▶ Supplied records
━━━━━━

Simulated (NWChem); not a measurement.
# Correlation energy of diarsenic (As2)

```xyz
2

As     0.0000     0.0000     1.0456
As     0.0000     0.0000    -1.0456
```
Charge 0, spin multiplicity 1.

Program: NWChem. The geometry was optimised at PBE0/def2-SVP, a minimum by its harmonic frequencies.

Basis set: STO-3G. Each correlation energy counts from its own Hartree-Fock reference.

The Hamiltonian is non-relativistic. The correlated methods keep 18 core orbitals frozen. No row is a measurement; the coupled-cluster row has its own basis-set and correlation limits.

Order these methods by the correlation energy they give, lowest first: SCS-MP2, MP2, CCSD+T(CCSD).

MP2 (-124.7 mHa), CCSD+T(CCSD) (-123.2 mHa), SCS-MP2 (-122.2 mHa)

━━━━━━

▶ Work task
Take the lines from the first line of the records through the line holding "Order these methods", both included, and please reproduce them exactly with nothing added.

▶ Written response
Simulated (NWChem); not a measurement.
# Correlation energy of diarsenic (As2)

```xyz
2

As     0.0000     0.0000     1.0456
As     0.0000     0.0000    -1.0456
```
Charge 0, spin multiplicity 1.

Program: NWChem. The geometry was optimised at PBE0/def2-SVP, a minimum by its harmonic frequencies.

Basis set: STO-3G. Each correlation energy counts from its own Hartree-Fock reference.

The Hamiltonian is non-relativistic. The correlated methods keep 18 core orbitals frozen. No row is a measurement; the coupled-cluster row has its own basis-set and correlation limits.

Order these methods by the correlation energy they give, lowest first: SCS-MP2, MP2, CCSD+T(CCSD).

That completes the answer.